Reproduce all the data verbatim.

EXTRACTED RECORDS below:
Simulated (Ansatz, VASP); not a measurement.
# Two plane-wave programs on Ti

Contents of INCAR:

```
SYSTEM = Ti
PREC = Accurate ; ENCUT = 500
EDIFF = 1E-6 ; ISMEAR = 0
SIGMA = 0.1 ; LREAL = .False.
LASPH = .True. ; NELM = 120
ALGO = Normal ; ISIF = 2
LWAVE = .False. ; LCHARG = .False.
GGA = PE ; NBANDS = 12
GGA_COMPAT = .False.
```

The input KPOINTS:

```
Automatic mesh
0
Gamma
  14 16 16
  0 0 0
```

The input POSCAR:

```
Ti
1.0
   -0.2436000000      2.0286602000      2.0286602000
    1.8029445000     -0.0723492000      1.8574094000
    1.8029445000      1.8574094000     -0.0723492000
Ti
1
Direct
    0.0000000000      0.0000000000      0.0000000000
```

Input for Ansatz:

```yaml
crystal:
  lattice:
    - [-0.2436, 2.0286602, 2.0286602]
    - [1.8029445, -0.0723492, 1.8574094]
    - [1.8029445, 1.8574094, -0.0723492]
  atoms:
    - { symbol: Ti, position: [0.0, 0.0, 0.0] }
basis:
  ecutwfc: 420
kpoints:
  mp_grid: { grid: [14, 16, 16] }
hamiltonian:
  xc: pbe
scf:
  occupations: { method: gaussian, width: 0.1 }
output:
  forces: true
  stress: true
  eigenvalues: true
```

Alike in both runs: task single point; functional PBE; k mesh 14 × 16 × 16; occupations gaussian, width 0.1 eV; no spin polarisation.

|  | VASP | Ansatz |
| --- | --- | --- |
End of EXTRACTED RECORDS.

▶ [EXERCISE RESULT]:
Simulated (Ansatz, VASP); not a measurement.
# Two plane-wave programs on Ti

Contents of INCAR:

```
SYSTEM = Ti
PREC = Accurate ; ENCUT = 500
EDIFF = 1E-6 ; ISMEAR = 0
SIGMA = 0.1 ; LREAL = .False.
LASPH = .True. ; NELM = 120
ALGO = Normal ; ISIF = 2
LWAVE = .False. ; LCHARG = .False.
GGA = PE ; NBANDS = 12
GGA_COMPAT = .False.
```

The input KPOINTS:

```
Automatic mesh
0
Gamma
  14 16 16
  0 0 0
```

The input POSCAR:

```
Ti
1.0
   -0.2436000000      2.0286602000      2.0286602000
    1.8029445000     -0.0723492000      1.8574094000
    1.8029445000      1.8574094000     -0.0723492000
Ti
1
Direct
    0.0000000000      0.0000000000      0.0000000000
```

Input for Ansatz:

```yaml
crystal:
  lattice:
    - [-0.2436, 2.0286602, 2.0286602]
    - [1.8029445, -0.0723492, 1.8574094]
    - [1.8029445, 1.8574094, -0.0723492]
  atoms:
    - { symbol: Ti, position: [0.0, 0.0, 0.0] }
basis:
  ecutwfc: 420
kpoints:
  mp_grid: { grid: [14, 16, 16] }
hamiltonian:
  xc: pbe
scf:
  occupations: { method: gaussian, width: 0.1 }
output:
  forces: true
  stress: true
  eigenvalues: true
```

Alike in both runs: task single point; functional PBE; k mesh 14 × 16 × 16; occupations gaussian, width 0.1 eV; no spin polarisation.

|  | VASP | Ansatz |
| --- | --- | --- |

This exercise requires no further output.